# Required action
Would you repeat exactly the part of the listing below that runs from the line containing "### Predict the" down to the line containing "Computed valence pseudo-density", inclusive, and nothing else?

---------- Dataset extract

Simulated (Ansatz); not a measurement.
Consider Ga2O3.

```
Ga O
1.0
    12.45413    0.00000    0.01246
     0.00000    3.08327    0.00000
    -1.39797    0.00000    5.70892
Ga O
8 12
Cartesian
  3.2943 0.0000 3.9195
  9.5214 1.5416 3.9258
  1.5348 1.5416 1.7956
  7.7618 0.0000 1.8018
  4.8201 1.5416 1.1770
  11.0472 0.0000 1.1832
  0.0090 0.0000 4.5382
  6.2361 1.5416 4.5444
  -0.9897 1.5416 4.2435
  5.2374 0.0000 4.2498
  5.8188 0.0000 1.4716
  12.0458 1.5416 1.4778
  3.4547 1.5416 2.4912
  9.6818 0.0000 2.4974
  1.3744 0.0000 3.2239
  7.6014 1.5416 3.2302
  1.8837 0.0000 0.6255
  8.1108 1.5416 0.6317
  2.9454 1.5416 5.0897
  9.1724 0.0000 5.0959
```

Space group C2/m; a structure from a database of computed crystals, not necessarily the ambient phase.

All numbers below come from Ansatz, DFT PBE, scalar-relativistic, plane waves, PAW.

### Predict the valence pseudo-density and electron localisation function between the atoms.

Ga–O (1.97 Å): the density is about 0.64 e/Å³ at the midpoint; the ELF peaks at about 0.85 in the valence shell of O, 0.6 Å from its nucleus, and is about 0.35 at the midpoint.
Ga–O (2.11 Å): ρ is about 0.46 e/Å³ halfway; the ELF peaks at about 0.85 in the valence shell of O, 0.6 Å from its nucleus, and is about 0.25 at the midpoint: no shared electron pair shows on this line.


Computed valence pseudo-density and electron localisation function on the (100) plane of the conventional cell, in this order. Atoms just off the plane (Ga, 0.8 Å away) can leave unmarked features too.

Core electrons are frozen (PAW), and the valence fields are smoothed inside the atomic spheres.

--------------------

# Answer space
### Predict the valence pseudo-density and electron localisation function between the atoms.

Ga–O (1.97 Å): the density is about 0.64 e/Å³ at the midpoint; the ELF peaks at about 0.85 in the valence shell of O, 0.6 Å from its nucleus, and is about 0.35 at the midpoint.
Ga–O (2.11 Å): ρ is about 0.46 e/Å³ halfway; the ELF peaks at about 0.85 in the valence shell of O, 0.6 Å from its nucleus, and is about 0.25 at the midpoint: no shared electron pair shows on this line.


Computed valence pseudo-density and electron localisation function on the (100) plane of the conventional cell, in this order. Atoms just off the plane (Ga, 0.8 Å away) can leave unmarked features too.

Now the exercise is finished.